THE DATA
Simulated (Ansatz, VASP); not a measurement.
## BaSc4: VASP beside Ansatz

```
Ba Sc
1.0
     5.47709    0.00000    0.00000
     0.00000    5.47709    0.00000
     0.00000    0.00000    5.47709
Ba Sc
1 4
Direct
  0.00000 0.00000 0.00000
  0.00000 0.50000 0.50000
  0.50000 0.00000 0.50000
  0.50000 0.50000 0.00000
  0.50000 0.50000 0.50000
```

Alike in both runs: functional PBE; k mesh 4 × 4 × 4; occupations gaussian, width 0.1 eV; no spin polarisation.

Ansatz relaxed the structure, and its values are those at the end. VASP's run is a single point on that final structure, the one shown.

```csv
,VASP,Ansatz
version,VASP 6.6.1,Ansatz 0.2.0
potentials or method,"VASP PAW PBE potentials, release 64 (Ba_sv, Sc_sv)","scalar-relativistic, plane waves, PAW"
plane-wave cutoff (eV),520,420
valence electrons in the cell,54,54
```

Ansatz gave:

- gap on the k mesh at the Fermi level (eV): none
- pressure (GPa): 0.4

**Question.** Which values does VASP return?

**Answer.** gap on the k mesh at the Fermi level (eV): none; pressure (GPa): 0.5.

WORK TASK
Repeat exactly the lines of the listing above, from the one with "Alike in both" down to the one with "- pressure (GPa): 0.4"; both of those lines belong in the range.

RESPONSE
Alike in both runs: functional PBE; k mesh 4 × 4 × 4; occupations gaussian, width 0.1 eV; no spin polarisation.

Ansatz relaxed the structure, and its values are those at the end. VASP's run is a single point on that final structure, the one shown.

```csv
,VASP,Ansatz
version,VASP 6.6.1,Ansatz 0.2.0
potentials or method,"VASP PAW PBE potentials, release 64 (Ba_sv, Sc_sv)","scalar-relativistic, plane waves, PAW"
plane-wave cutoff (eV),520,420
valence electrons in the cell,54,54
```

Ansatz gave:

- gap on the k mesh at the Fermi level (eV): none
- pressure (GPa): 0.4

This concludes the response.